+===+
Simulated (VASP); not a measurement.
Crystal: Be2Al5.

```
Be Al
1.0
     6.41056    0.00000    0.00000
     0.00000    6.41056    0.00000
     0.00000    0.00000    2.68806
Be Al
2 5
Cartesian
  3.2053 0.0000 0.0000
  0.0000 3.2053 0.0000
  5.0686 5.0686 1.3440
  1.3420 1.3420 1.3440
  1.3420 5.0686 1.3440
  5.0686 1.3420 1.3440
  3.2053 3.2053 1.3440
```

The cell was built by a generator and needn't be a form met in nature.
+===+

Action item
Give the material above again, word for word.

Exercise solution
Simulated (VASP); not a measurement.
Crystal: Be2Al5.

```
Be Al
1.0
     6.41056    0.00000    0.00000
     0.00000    6.41056    0.00000
     0.00000    0.00000    2.68806
Be Al
2 5
Cartesian
  3.2053 0.0000 0.0000
  0.0000 3.2053 0.0000
  5.0686 5.0686 1.3440
  1.3420 1.3420 1.3440
  1.3420 5.0686 1.3440
  5.0686 1.3420 1.3440
  3.2053 3.2053 1.3440
```

The cell was built by a generator and needn't be a form met in nature.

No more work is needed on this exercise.